◆ ACTIVITY ◆
Give again, word for word, every line below from the one that has "Alike in all" through the one that has "Caveats: the PAW", both included, and no others.

*** Opening ENTRIES SHOWN ***

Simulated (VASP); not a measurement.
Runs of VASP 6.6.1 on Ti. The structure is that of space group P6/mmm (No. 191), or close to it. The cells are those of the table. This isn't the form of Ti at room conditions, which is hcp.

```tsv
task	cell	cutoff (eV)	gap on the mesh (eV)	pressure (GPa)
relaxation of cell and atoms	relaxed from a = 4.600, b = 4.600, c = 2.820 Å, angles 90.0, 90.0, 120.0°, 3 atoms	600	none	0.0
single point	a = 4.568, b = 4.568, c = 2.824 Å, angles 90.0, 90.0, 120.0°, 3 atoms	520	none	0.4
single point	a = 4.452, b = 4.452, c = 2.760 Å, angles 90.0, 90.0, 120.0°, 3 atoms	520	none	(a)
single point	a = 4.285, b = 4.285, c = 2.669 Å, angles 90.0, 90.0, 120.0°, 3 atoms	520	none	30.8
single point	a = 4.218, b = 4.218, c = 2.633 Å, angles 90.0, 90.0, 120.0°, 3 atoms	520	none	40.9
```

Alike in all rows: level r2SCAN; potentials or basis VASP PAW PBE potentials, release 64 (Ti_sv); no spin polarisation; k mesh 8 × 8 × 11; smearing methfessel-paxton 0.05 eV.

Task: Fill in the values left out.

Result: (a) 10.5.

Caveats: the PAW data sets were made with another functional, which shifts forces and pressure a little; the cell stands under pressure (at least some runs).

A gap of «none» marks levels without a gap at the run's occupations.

*** Closing ENTRIES SHOWN ***

◆ WRITTEN ANSWER ◆
Alike in all rows: level r2SCAN; potentials or basis VASP PAW PBE potentials, release 64 (Ti_sv); no spin polarisation; k mesh 8 × 8 × 11; smearing methfessel-paxton 0.05 eV.

Task: Fill in the values left out.

Result: (a) 10.5.

Caveats: the PAW data sets were made with another functional, which shifts forces and pressure a little; the cell stands under pressure (at least some runs).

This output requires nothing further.